Activity:
Repeat the listing that comes next, leaving nothing out and changing nothing.

Provided data:
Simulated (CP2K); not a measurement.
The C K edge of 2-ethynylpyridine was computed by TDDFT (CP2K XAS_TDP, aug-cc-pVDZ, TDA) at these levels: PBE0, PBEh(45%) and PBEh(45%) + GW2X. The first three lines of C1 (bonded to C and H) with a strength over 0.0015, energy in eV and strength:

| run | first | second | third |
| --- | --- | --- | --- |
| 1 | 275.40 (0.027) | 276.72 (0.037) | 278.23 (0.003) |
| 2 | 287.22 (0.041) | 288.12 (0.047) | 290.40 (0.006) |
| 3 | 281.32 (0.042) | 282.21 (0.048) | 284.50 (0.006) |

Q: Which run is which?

Exercise response:
Simulated (CP2K); not a measurement.
The C K edge of 2-ethynylpyridine was computed by TDDFT (CP2K XAS_TDP, aug-cc-pVDZ, TDA) at these levels: PBE0, PBEh(45%) and PBEh(45%) + GW2X. The first three lines of C1 (bonded to C and H) with a strength over 0.0015, energy in eV and strength:

| run | first | second | third |
| --- | --- | --- | --- |
| 1 | 275.40 (0.027) | 276.72 (0.037) | 278.23 (0.003) |
| 2 | 287.22 (0.041) | 288.12 (0.047) | 290.40 (0.006) |
| 3 | 281.32 (0.042) | 282.21 (0.048) | 284.50 (0.006) |

Q: Which run is which?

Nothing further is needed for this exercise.